BRIEF —
Beginning at the top of the material, repeat each line exactly, and stop once the line with "Gas-phase reaction: 2" has been written.

SUPPLIED MATERIAL —
•••••

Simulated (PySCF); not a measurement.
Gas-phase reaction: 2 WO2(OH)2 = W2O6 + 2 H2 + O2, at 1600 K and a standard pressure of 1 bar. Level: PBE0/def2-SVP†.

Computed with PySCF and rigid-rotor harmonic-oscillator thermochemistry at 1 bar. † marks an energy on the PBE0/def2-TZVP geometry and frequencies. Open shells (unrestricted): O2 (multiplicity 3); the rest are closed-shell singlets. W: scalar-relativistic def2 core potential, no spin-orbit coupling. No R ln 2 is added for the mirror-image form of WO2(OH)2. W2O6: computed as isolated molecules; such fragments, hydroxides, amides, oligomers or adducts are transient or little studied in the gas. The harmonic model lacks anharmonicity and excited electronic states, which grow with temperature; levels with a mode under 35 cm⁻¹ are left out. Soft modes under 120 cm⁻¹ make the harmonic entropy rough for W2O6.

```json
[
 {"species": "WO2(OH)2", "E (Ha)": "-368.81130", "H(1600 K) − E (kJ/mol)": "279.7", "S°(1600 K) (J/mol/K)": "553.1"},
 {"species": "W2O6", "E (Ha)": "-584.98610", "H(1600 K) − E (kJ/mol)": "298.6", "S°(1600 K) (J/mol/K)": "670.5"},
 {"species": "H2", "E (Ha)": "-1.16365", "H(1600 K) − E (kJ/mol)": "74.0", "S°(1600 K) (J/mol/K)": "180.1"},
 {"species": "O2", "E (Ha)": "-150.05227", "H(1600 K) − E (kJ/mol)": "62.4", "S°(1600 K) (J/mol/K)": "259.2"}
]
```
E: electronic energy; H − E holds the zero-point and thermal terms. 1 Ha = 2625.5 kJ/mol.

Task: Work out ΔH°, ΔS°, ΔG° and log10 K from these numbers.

•••••

EXERCISE RESULT —
Simulated (PySCF); not a measurement.
Gas-phase reaction: 2 WO2(OH)2 = W2O6 + 2 H2 + O2, at 1600 K and a standard pressure of 1 bar. Level: PBE0/def2-SVP†.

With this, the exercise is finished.